Task item>
A line containing "Frames 3 fs" appears in the material below. Return exactly every line from the first through that one, and only those.

Data extracts>

== Segment start ==

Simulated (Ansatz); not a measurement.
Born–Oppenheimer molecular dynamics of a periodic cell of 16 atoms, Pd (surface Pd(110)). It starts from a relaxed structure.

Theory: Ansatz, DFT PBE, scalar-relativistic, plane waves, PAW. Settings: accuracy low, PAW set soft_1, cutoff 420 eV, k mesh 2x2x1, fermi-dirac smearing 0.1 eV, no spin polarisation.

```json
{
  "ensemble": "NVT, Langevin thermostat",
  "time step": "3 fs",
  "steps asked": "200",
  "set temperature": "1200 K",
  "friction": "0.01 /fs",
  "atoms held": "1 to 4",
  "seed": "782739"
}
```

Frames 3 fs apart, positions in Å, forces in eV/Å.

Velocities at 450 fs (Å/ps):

== Segment end ==

Written response>
Simulated (Ansatz); not a measurement.
Born–Oppenheimer molecular dynamics of a periodic cell of 16 atoms, Pd (surface Pd(110)). It starts from a relaxed structure.

Theory: Ansatz, DFT PBE, scalar-relativistic, plane waves, PAW. Settings: accuracy low, PAW set soft_1, cutoff 420 eV, k mesh 2x2x1, fermi-dirac smearing 0.1 eV, no spin polarisation.

```json
{
  "ensemble": "NVT, Langevin thermostat",
  "time step": "3 fs",
  "steps asked": "200",
  "set temperature": "1200 K",
  "friction": "0.01 /fs",
  "atoms held": "1 to 4",
  "seed": "782739"
}
```

Frames 3 fs apart, positions in Å, forces in eV/Å.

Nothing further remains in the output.